#####

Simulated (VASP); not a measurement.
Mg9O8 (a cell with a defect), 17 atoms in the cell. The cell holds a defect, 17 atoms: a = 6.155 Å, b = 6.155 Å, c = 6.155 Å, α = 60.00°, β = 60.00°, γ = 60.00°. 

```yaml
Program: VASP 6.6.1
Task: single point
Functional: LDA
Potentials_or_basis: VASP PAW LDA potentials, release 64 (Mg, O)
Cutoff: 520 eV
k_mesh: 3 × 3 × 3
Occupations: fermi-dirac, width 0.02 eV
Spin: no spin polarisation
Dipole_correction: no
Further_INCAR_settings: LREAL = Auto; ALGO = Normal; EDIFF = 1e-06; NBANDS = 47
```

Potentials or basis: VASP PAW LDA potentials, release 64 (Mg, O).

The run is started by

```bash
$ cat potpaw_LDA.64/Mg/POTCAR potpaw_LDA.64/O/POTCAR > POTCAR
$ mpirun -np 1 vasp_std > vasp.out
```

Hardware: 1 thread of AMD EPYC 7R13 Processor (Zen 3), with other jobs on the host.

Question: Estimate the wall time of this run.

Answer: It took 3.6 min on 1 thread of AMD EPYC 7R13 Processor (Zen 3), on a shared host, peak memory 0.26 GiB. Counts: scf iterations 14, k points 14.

#####

Work request:
Copy the lines above exactly, beginning at the line that has "Potentials or basis: VASP" and stopping after the line that has "Question: Estimate the wall time of this run.", and omit the rest.

Exercise output:
Potentials or basis: VASP PAW LDA potentials, release 64 (Mg, O).

The run is started by

```bash
$ cat potpaw_LDA.64/Mg/POTCAR potpaw_LDA.64/O/POTCAR > POTCAR
$ mpirun -np 1 vasp_std > vasp.out
```

Hardware: 1 thread of AMD EPYC 7R13 Processor (Zen 3), with other jobs on the host.

Question: Estimate the wall time of this run.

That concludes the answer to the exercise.